Assignment - Copy out all of the data below with no alterations.

------------------------------------------------------------
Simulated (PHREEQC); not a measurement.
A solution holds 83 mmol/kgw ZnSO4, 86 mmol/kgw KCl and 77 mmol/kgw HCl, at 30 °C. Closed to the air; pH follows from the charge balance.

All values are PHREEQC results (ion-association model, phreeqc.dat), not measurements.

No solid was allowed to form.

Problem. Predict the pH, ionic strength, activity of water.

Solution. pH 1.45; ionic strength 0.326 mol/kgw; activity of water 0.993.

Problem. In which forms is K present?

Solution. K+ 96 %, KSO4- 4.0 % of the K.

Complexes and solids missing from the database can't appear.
------------------------------------------------------------

Response -
Simulated (PHREEQC); not a measurement.
A solution holds 83 mmol/kgw ZnSO4, 86 mmol/kgw KCl and 77 mmol/kgw HCl, at 30 °C. Closed to the air; pH follows from the charge balance.

All values are PHREEQC results (ion-association model, phreeqc.dat), not measurements.

No solid was allowed to form.

Problem. Predict the pH, ionic strength, activity of water.

Solution. pH 1.45; ionic strength 0.326 mol/kgw; activity of water 0.993.

Problem. In which forms is K present?

Solution. K+ 96 %, KSO4- 4.0 % of the K.

Complexes and solids missing from the database can't appear.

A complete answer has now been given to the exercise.